• Material shown:
--- START ---

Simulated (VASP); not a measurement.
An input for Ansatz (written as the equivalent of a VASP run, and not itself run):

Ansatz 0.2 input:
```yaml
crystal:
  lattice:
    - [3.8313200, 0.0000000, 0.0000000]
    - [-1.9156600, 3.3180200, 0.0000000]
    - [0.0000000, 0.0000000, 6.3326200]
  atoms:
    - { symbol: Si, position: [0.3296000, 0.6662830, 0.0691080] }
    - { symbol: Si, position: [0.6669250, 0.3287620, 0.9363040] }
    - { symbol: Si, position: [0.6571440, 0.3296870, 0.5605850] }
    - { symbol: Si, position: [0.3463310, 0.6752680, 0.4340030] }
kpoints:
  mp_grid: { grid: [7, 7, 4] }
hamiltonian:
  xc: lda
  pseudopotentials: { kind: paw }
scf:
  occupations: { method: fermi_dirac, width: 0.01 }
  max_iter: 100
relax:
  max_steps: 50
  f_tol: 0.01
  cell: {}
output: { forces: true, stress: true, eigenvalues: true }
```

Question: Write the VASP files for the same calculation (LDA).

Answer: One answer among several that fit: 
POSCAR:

--- END ---

• Work order:
The full listing above should be returned exactly as supplied.

• Your response:
Simulated (VASP); not a measurement.
An input for Ansatz (written as the equivalent of a VASP run, and not itself run):

Ansatz 0.2 input:
```yaml
crystal:
  lattice:
    - [3.8313200, 0.0000000, 0.0000000]
    - [-1.9156600, 3.3180200, 0.0000000]
    - [0.0000000, 0.0000000, 6.3326200]
  atoms:
    - { symbol: Si, position: [0.3296000, 0.6662830, 0.0691080] }
    - { symbol: Si, position: [0.6669250, 0.3287620, 0.9363040] }
    - { symbol: Si, position: [0.6571440, 0.3296870, 0.5605850] }
    - { symbol: Si, position: [0.3463310, 0.6752680, 0.4340030] }
kpoints:
  mp_grid: { grid: [7, 7, 4] }
hamiltonian:
  xc: lda
  pseudopotentials: { kind: paw }
scf:
  occupations: { method: fermi_dirac, width: 0.01 }
  max_iter: 100
relax:
  max_steps: 50
  f_tol: 0.01
  cell: {}
output: { forces: true, stress: true, eigenvalues: true }
```

Question: Write the VASP files for the same calculation (LDA).

Answer: One answer among several that fit: 
POSCAR:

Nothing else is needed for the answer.